::: INFORMATION SHOWN :::

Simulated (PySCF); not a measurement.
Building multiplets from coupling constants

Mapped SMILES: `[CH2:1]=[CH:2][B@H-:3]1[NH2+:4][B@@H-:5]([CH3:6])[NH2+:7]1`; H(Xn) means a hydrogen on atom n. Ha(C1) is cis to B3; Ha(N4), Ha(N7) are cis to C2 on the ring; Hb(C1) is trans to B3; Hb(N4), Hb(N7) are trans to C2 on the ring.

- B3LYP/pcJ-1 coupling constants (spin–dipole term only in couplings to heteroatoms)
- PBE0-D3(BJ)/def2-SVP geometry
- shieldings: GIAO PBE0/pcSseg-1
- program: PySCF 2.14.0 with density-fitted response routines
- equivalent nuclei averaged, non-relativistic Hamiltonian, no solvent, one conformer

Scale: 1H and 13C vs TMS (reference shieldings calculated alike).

:::

→ WORK TASK:
Send back exactly, with nothing added, the lines from the first line of the material above through the line holding "- equivalent nuclei"; both ends are included.

→ WRITTEN REPLY:
Simulated (PySCF); not a measurement.
Building multiplets from coupling constants

Mapped SMILES: `[CH2:1]=[CH:2][B@H-:3]1[NH2+:4][B@@H-:5]([CH3:6])[NH2+:7]1`; H(Xn) means a hydrogen on atom n. Ha(C1) is cis to B3; Ha(N4), Ha(N7) are cis to C2 on the ring; Hb(C1) is trans to B3; Hb(N4), Hb(N7) are trans to C2 on the ring.

- B3LYP/pcJ-1 coupling constants (spin–dipole term only in couplings to heteroatoms)
- PBE0-D3(BJ)/def2-SVP geometry
- shieldings: GIAO PBE0/pcSseg-1
- program: PySCF 2.14.0 with density-fitted response routines
- equivalent nuclei averaged, non-relativistic Hamiltonian, no solvent, one conformer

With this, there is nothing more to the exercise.